_WORK INSTRUCTION_: Your task is to quote the listing below exactly, beginning with its first line and ending on the line bearing "## (1) The molecule".

== ENTRIES PROVIDED ==

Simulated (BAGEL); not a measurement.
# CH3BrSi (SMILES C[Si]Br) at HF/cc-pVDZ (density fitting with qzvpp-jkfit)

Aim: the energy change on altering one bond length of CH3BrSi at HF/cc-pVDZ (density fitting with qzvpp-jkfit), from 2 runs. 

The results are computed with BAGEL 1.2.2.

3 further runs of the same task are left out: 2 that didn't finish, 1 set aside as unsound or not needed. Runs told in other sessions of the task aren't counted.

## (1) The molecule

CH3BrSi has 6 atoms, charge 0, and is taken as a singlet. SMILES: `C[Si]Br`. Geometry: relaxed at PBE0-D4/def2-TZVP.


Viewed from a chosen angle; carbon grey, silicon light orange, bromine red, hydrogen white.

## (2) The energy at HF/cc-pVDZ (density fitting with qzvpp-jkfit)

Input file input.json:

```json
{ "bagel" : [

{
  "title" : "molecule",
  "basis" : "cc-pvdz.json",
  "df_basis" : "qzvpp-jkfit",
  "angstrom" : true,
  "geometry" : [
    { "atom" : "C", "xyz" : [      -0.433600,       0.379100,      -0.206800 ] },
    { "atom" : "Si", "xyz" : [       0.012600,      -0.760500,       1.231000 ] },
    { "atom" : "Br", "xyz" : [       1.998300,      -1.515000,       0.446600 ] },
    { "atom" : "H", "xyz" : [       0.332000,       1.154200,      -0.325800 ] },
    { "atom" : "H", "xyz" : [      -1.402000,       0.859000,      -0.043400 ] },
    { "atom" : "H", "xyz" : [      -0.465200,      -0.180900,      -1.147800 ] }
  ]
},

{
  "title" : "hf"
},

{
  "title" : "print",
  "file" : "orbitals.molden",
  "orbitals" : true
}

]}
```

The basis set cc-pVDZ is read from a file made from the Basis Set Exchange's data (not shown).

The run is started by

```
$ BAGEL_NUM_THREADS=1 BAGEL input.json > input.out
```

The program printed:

===

_YOUR SOLUTION_:
Simulated (BAGEL); not a measurement.
# CH3BrSi (SMILES C[Si]Br) at HF/cc-pVDZ (density fitting with qzvpp-jkfit)

Aim: the energy change on altering one bond length of CH3BrSi at HF/cc-pVDZ (density fitting with qzvpp-jkfit), from 2 runs. 

The results are computed with BAGEL 1.2.2.

3 further runs of the same task are left out: 2 that didn't finish, 1 set aside as unsound or not needed. Runs told in other sessions of the task aren't counted.

## (1) The molecule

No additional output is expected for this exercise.